----------

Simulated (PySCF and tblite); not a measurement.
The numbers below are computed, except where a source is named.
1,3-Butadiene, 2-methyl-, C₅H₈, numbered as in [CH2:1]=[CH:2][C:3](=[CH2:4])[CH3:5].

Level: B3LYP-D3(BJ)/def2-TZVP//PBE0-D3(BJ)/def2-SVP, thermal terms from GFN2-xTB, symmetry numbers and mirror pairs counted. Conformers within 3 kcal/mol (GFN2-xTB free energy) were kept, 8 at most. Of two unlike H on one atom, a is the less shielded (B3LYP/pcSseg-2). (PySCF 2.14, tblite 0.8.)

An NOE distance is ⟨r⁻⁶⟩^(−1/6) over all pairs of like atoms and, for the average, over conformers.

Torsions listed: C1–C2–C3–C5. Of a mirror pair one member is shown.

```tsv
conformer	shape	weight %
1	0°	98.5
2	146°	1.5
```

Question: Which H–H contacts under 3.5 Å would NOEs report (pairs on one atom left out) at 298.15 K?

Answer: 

----------

## Exercise
Using the listing above, retype each line exactly.

## Worked solution
Simulated (PySCF and tblite); not a measurement.
The numbers below are computed, except where a source is named.
1,3-Butadiene, 2-methyl-, C₅H₈, numbered as in [CH2:1]=[CH:2][C:3](=[CH2:4])[CH3:5].

Level: B3LYP-D3(BJ)/def2-TZVP//PBE0-D3(BJ)/def2-SVP, thermal terms from GFN2-xTB, symmetry numbers and mirror pairs counted. Conformers within 3 kcal/mol (GFN2-xTB free energy) were kept, 8 at most. Of two unlike H on one atom, a is the less shielded (B3LYP/pcSseg-2). (PySCF 2.14, tblite 0.8.)

An NOE distance is ⟨r⁻⁶⟩^(−1/6) over all pairs of like atoms and, for the average, over conformers.

Torsions listed: C1–C2–C3–C5. Of a mirror pair one member is shown.

```tsv
conformer	shape	weight %
1	0°	98.5
2	146°	1.5
```

Question: Which H–H contacts under 3.5 Å would NOEs report (pairs on one atom left out) at 298.15 K?

Answer: 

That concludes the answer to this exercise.